*** EXERCISE DATA ***
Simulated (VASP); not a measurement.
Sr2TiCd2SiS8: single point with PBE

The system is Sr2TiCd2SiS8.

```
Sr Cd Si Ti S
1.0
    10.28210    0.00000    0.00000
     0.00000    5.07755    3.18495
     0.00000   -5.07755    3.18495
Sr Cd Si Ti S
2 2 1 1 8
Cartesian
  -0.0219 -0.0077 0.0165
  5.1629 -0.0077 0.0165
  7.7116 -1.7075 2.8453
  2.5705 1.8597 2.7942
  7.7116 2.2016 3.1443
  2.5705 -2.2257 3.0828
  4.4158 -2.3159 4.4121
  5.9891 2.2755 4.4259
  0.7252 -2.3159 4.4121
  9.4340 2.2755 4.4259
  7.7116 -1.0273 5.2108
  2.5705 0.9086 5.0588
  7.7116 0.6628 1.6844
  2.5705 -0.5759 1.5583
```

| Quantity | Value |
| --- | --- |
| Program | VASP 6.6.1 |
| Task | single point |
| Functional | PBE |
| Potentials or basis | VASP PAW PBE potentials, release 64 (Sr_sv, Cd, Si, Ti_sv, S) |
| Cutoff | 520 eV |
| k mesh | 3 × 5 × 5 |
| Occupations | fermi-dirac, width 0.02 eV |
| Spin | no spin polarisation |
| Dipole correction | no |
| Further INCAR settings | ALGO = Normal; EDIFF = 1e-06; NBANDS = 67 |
***

ASSIGNED TASK => Everything from the first line of the records above to the line containing "Functional | PBE |", inclusive, should be repeated exactly; leave out the rest.

ANSWER BOX =>
Simulated (VASP); not a measurement.
Sr2TiCd2SiS8: single point with PBE

The system is Sr2TiCd2SiS8.

```
Sr Cd Si Ti S
1.0
    10.28210    0.00000    0.00000
     0.00000    5.07755    3.18495
     0.00000   -5.07755    3.18495
Sr Cd Si Ti S
2 2 1 1 8
Cartesian
  -0.0219 -0.0077 0.0165
  5.1629 -0.0077 0.0165
  7.7116 -1.7075 2.8453
  2.5705 1.8597 2.7942
  7.7116 2.2016 3.1443
  2.5705 -2.2257 3.0828
  4.4158 -2.3159 4.4121
  5.9891 2.2755 4.4259
  0.7252 -2.3159 4.4121
  9.4340 2.2755 4.4259
  7.7116 -1.0273 5.2108
  2.5705 0.9086 5.0588
  7.7116 0.6628 1.6844
  2.5705 -0.5759 1.5583
```

| Quantity | Value |
| --- | --- |
| Program | VASP 6.6.1 |
| Task | single point |
| Functional | PBE |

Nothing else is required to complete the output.